* _Requirement_
Write back each entry precisely as it is given.

--- Data extracts Enclosed Below ---

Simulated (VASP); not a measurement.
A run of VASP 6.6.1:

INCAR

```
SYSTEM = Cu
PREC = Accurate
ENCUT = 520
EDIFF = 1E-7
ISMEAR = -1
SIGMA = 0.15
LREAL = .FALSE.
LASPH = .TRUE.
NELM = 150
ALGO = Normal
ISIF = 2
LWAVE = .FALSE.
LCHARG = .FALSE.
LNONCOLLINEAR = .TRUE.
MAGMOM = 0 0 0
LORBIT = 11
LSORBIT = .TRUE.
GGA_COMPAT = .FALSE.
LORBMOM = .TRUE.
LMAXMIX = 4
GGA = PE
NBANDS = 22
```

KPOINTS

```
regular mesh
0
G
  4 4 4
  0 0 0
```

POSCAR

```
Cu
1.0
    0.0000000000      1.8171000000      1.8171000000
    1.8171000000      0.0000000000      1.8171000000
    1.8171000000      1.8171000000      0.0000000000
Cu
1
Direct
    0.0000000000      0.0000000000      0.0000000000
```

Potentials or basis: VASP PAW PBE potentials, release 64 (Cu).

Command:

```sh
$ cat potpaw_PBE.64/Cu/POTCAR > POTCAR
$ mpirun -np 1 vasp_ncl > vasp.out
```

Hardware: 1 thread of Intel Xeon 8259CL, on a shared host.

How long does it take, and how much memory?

--- End of Enclosed Data extracts ---

* _Exercise output_
Simulated (VASP); not a measurement.
A run of VASP 6.6.1:

INCAR

```
SYSTEM = Cu
PREC = Accurate
ENCUT = 520
EDIFF = 1E-7
ISMEAR = -1
SIGMA = 0.15
LREAL = .FALSE.
LASPH = .TRUE.
NELM = 150
ALGO = Normal
ISIF = 2
LWAVE = .FALSE.
LCHARG = .FALSE.
LNONCOLLINEAR = .TRUE.
MAGMOM = 0 0 0
LORBIT = 11
LSORBIT = .TRUE.
GGA_COMPAT = .FALSE.
LORBMOM = .TRUE.
LMAXMIX = 4
GGA = PE
NBANDS = 22
```

KPOINTS

```
regular mesh
0
G
  4 4 4
  0 0 0
```

POSCAR

```
Cu
1.0
    0.0000000000      1.8171000000      1.8171000000
    1.8171000000      0.0000000000      1.8171000000
    1.8171000000      1.8171000000      0.0000000000
Cu
1
Direct
    0.0000000000      0.0000000000      0.0000000000
```

Potentials or basis: VASP PAW PBE potentials, release 64 (Cu).

Command:

```sh
$ cat potpaw_PBE.64/Cu/POTCAR > POTCAR
$ mpirun -np 1 vasp_ncl > vasp.out
```

Hardware: 1 thread of Intel Xeon 8259CL, on a shared host.

How long does it take, and how much memory?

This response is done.